■ ■ ■

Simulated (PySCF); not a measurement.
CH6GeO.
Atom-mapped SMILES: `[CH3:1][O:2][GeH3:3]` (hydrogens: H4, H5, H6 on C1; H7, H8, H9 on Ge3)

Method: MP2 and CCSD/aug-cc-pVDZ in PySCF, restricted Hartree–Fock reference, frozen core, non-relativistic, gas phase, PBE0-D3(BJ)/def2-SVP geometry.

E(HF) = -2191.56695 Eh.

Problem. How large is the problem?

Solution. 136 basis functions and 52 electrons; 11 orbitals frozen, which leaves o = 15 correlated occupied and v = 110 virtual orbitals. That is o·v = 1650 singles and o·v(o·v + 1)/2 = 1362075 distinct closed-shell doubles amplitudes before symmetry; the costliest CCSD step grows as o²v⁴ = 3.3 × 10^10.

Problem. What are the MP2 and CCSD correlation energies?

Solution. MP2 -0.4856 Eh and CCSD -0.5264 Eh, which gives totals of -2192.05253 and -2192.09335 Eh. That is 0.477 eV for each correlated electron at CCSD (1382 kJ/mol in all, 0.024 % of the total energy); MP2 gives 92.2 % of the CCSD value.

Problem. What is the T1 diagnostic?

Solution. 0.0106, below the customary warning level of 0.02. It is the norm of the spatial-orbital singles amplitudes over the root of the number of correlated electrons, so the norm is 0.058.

■ ■ ■

* EXERCISE
Lines from the start of the records through the one containing "Problem. How large is the problem?" are what should be retyped, exactly and in full, both ends included.

* WRITTEN SOLUTION
Simulated (PySCF); not a measurement.
CH6GeO.
Atom-mapped SMILES: `[CH3:1][O:2][GeH3:3]` (hydrogens: H4, H5, H6 on C1; H7, H8, H9 on Ge3)

Method: MP2 and CCSD/aug-cc-pVDZ in PySCF, restricted Hartree–Fock reference, frozen core, non-relativistic, gas phase, PBE0-D3(BJ)/def2-SVP geometry.

E(HF) = -2191.56695 Eh.

Problem. How large is the problem?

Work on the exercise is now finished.